━━━━━ Data listing ━━━━━
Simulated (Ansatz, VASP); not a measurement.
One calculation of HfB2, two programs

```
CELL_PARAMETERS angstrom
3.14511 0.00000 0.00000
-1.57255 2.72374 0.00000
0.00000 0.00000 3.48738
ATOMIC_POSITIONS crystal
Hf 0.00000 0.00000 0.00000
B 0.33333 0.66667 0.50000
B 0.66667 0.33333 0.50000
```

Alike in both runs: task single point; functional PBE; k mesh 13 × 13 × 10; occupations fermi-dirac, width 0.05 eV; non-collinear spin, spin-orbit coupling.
━━━━━

*Work task:* Please restate every record above word for word.

*Exercise solution:*
Simulated (Ansatz, VASP); not a measurement.
One calculation of HfB2, two programs

```
CELL_PARAMETERS angstrom
3.14511 0.00000 0.00000
-1.57255 2.72374 0.00000
0.00000 0.00000 3.48738
ATOMIC_POSITIONS crystal
Hf 0.00000 0.00000 0.00000
B 0.33333 0.66667 0.50000
B 0.66667 0.33333 0.50000
```

Alike in both runs: task single point; functional PBE; k mesh 13 × 13 × 10; occupations fermi-dirac, width 0.05 eV; non-collinear spin, spin-orbit coupling.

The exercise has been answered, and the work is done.